* **ACTION ITEM**:
Each entry should be written out again exactly, so that nothing is lost.

■ ■ ■ ■ ■ ■ ■
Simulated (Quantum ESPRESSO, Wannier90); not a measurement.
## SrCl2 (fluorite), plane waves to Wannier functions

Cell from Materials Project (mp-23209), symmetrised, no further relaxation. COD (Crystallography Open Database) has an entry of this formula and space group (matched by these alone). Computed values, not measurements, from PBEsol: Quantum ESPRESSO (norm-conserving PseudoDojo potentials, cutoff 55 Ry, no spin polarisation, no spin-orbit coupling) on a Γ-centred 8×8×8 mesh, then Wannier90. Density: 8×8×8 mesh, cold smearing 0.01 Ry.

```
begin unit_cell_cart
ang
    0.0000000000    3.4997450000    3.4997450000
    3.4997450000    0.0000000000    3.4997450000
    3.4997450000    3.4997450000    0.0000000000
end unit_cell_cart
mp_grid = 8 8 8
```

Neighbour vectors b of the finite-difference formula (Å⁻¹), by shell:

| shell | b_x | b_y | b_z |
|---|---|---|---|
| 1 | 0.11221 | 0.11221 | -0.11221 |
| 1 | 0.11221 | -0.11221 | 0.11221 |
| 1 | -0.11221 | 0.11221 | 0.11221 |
■ ■ ■ ■ ■ ■ ■

* **SOLUTION**:
Simulated (Quantum ESPRESSO, Wannier90); not a measurement.
## SrCl2 (fluorite), plane waves to Wannier functions

Cell from Materials Project (mp-23209), symmetrised, no further relaxation. COD (Crystallography Open Database) has an entry of this formula and space group (matched by these alone). Computed values, not measurements, from PBEsol: Quantum ESPRESSO (norm-conserving PseudoDojo potentials, cutoff 55 Ry, no spin polarisation, no spin-orbit coupling) on a Γ-centred 8×8×8 mesh, then Wannier90. Density: 8×8×8 mesh, cold smearing 0.01 Ry.

```
begin unit_cell_cart
ang
    0.0000000000    3.4997450000    3.4997450000
    3.4997450000    0.0000000000    3.4997450000
    3.4997450000    3.4997450000    0.0000000000
end unit_cell_cart
mp_grid = 8 8 8
```

Neighbour vectors b of the finite-difference formula (Å⁻¹), by shell:

| shell | b_x | b_y | b_z |
|---|---|---|---|
| 1 | 0.11221 | 0.11221 | -0.11221 |
| 1 | 0.11221 | -0.11221 | 0.11221 |
| 1 | -0.11221 | 0.11221 | 0.11221 |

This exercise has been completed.